**WORK TASK:**
Line by line, copy out the data that follows.

**DATASET EXCERPTS:**
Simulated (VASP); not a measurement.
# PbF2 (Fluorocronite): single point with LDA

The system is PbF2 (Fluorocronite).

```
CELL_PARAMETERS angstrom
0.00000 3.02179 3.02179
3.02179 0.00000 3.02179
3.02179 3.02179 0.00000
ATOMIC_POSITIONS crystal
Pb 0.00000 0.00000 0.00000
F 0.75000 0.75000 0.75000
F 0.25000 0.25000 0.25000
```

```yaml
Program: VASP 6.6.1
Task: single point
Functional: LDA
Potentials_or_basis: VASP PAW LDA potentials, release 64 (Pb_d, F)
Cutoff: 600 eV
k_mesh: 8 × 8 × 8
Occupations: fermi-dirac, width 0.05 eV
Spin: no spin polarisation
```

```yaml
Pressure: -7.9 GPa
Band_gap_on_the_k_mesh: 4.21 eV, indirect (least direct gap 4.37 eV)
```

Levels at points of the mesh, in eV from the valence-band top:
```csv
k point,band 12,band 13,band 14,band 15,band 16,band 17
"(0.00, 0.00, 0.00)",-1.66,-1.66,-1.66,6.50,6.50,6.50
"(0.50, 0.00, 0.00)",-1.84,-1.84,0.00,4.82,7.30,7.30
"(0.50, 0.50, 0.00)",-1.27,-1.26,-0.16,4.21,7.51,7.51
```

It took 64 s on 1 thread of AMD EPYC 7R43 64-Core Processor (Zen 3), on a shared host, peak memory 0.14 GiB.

**TASK SOLUTION:**
Simulated (VASP); not a measurement.
# PbF2 (Fluorocronite): single point with LDA

The system is PbF2 (Fluorocronite).

```
CELL_PARAMETERS angstrom
0.00000 3.02179 3.02179
3.02179 0.00000 3.02179
3.02179 3.02179 0.00000
ATOMIC_POSITIONS crystal
Pb 0.00000 0.00000 0.00000
F 0.75000 0.75000 0.75000
F 0.25000 0.25000 0.25000
```

```yaml
Program: VASP 6.6.1
Task: single point
Functional: LDA
Potentials_or_basis: VASP PAW LDA potentials, release 64 (Pb_d, F)
Cutoff: 600 eV
k_mesh: 8 × 8 × 8
Occupations: fermi-dirac, width 0.05 eV
Spin: no spin polarisation
```

```yaml
Pressure: -7.9 GPa
Band_gap_on_the_k_mesh: 4.21 eV, indirect (least direct gap 4.37 eV)
```

Levels at points of the mesh, in eV from the valence-band top:
```csv
k point,band 12,band 13,band 14,band 15,band 16,band 17
"(0.00, 0.00, 0.00)",-1.66,-1.66,-1.66,6.50,6.50,6.50
"(0.50, 0.00, 0.00)",-1.84,-1.84,0.00,4.82,7.30,7.30
"(0.50, 0.50, 0.00)",-1.27,-1.26,-0.16,4.21,7.51,7.51
```

It took 64 s on 1 thread of AMD EPYC 7R43 64-Core Processor (Zen 3), on a shared host, peak memory 0.14 GiB.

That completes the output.